[EXCERPTED RECORDS]:
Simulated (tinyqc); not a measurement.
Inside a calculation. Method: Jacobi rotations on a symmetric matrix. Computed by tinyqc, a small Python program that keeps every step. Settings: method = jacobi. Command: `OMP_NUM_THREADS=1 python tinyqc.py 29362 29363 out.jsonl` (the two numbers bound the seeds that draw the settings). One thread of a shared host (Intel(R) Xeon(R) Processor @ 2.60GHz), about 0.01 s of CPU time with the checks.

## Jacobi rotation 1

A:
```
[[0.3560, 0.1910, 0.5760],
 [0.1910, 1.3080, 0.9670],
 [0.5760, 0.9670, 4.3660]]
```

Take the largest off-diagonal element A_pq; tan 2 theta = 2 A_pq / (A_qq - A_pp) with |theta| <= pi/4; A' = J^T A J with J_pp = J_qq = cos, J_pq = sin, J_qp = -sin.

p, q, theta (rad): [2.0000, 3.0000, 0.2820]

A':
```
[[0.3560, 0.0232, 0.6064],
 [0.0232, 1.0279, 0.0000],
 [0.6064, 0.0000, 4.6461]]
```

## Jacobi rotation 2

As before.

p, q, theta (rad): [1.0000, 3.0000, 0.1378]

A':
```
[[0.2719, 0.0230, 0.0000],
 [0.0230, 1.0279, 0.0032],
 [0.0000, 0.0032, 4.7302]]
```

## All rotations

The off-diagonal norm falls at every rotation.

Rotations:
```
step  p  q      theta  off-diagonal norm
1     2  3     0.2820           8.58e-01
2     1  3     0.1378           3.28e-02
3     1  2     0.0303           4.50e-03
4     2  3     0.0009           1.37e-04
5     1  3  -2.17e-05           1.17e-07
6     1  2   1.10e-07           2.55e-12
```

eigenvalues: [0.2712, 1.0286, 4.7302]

[WORK TASK]: All of the data above must be retyped exactly.

[TASK ANSWER]:
Simulated (tinyqc); not a measurement.
Inside a calculation. Method: Jacobi rotations on a symmetric matrix. Computed by tinyqc, a small Python program that keeps every step. Settings: method = jacobi. Command: `OMP_NUM_THREADS=1 python tinyqc.py 29362 29363 out.jsonl` (the two numbers bound the seeds that draw the settings). One thread of a shared host (Intel(R) Xeon(R) Processor @ 2.60GHz), about 0.01 s of CPU time with the checks.

## Jacobi rotation 1

A:
```
[[0.3560, 0.1910, 0.5760],
 [0.1910, 1.3080, 0.9670],
 [0.5760, 0.9670, 4.3660]]
```

Take the largest off-diagonal element A_pq; tan 2 theta = 2 A_pq / (A_qq - A_pp) with |theta| <= pi/4; A' = J^T A J with J_pp = J_qq = cos, J_pq = sin, J_qp = -sin.

p, q, theta (rad): [2.0000, 3.0000, 0.2820]

A':
```
[[0.3560, 0.0232, 0.6064],
 [0.0232, 1.0279, 0.0000],
 [0.6064, 0.0000, 4.6461]]
```

## Jacobi rotation 2

As before.

p, q, theta (rad): [1.0000, 3.0000, 0.1378]

A':
```
[[0.2719, 0.0230, 0.0000],
 [0.0230, 1.0279, 0.0032],
 [0.0000, 0.0032, 4.7302]]
```

## All rotations

The off-diagonal norm falls at every rotation.

Rotations:
```
step  p  q      theta  off-diagonal norm
1     2  3     0.2820           8.58e-01
2     1  3     0.1378           3.28e-02
3     1  2     0.0303           4.50e-03
4     2  3     0.0009           1.37e-04
5     1  3  -2.17e-05           1.17e-07
6     1  2   1.10e-07           2.55e-12
```

eigenvalues: [0.2712, 1.0286, 4.7302]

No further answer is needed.